▶ Action item
Up to and including the line with "Numbers of over", output the records exactly as they appear.

▶ Supplied records
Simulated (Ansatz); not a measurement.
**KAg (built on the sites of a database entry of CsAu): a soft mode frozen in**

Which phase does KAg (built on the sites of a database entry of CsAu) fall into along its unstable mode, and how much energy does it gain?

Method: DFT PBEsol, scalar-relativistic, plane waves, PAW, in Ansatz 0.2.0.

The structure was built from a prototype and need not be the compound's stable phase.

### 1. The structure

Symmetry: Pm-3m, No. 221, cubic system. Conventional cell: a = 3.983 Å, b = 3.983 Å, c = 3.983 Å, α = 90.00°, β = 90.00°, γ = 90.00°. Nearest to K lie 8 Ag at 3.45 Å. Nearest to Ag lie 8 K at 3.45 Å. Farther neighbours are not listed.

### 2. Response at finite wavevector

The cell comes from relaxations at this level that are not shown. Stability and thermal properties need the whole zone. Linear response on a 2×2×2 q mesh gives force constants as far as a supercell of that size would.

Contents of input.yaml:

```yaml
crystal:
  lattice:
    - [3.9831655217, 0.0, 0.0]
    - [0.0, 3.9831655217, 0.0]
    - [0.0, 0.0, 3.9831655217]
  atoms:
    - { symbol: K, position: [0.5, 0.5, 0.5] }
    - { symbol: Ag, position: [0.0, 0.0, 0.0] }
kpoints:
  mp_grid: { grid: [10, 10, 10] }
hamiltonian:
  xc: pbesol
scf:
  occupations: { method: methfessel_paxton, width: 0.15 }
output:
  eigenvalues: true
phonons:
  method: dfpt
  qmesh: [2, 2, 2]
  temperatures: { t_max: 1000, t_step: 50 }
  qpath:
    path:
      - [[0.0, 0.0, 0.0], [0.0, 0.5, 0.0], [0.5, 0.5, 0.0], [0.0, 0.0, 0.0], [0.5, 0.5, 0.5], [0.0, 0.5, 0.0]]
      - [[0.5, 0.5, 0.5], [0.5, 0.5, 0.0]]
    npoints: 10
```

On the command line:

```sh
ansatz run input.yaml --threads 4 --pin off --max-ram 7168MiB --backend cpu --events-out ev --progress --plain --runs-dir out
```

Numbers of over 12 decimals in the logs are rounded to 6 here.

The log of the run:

▶ Answer section
Simulated (Ansatz); not a measurement.
**KAg (built on the sites of a database entry of CsAu): a soft mode frozen in**

Which phase does KAg (built on the sites of a database entry of CsAu) fall into along its unstable mode, and how much energy does it gain?

Method: DFT PBEsol, scalar-relativistic, plane waves, PAW, in Ansatz 0.2.0.

The structure was built from a prototype and need not be the compound's stable phase.

### 1. The structure

Symmetry: Pm-3m, No. 221, cubic system. Conventional cell: a = 3.983 Å, b = 3.983 Å, c = 3.983 Å, α = 90.00°, β = 90.00°, γ = 90.00°. Nearest to K lie 8 Ag at 3.45 Å. Nearest to Ag lie 8 K at 3.45 Å. Farther neighbours are not listed.

### 2. Response at finite wavevector

The cell comes from relaxations at this level that are not shown. Stability and thermal properties need the whole zone. Linear response on a 2×2×2 q mesh gives force constants as far as a supercell of that size would.

Contents of input.yaml:

```yaml
crystal:
  lattice:
    - [3.9831655217, 0.0, 0.0]
    - [0.0, 3.9831655217, 0.0]
    - [0.0, 0.0, 3.9831655217]
  atoms:
    - { symbol: K, position: [0.5, 0.5, 0.5] }
    - { symbol: Ag, position: [0.0, 0.0, 0.0] }
kpoints:
  mp_grid: { grid: [10, 10, 10] }
hamiltonian:
  xc: pbesol
scf:
  occupations: { method: methfessel_paxton, width: 0.15 }
output:
  eigenvalues: true
phonons:
  method: dfpt
  qmesh: [2, 2, 2]
  temperatures: { t_max: 1000, t_step: 50 }
  qpath:
    path:
      - [[0.0, 0.0, 0.0], [0.0, 0.5, 0.0], [0.5, 0.5, 0.0], [0.0, 0.0, 0.0], [0.5, 0.5, 0.5], [0.0, 0.5, 0.0]]
      - [[0.5, 0.5, 0.5], [0.5, 0.5, 0.0]]
    npoints: 10
```

On the command line:

```sh
ansatz run input.yaml --threads 4 --pin off --max-ram 7168MiB --backend cpu --events-out ev --progress --plain --runs-dir out
```

Numbers of over 12 decimals in the logs are rounded to 6 here.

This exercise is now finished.